• [PROVIDED DATA]
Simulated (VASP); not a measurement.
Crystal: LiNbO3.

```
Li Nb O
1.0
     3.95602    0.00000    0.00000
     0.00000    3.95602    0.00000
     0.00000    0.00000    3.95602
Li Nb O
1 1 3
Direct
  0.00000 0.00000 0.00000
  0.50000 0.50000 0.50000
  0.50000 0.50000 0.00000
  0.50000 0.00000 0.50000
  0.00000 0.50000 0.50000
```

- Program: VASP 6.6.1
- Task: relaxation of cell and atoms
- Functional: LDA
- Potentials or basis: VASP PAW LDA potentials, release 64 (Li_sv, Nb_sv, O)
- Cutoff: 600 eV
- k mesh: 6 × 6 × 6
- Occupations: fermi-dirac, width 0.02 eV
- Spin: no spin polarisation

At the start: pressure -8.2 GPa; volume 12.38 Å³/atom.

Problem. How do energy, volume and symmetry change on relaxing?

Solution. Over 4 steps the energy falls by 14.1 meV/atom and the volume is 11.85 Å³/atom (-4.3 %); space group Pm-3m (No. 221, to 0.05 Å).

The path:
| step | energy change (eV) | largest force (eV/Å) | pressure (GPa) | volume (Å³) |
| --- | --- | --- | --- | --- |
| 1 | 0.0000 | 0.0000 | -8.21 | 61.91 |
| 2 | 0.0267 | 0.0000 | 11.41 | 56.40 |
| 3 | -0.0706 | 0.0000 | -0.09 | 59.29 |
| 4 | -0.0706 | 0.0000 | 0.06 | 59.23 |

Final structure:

• [TASK ITEM] Using the records above, restate word for word the lines from the one with "11.41 | 56.40 |" through the one with "0.06 | 59.23 |", both included.

• [RESULT]
| 2 | 0.0267 | 0.0000 | 11.41 | 56.40 |
| 3 | -0.0706 | 0.0000 | -0.09 | 59.29 |
| 4 | -0.0706 | 0.0000 | 0.06 | 59.23 |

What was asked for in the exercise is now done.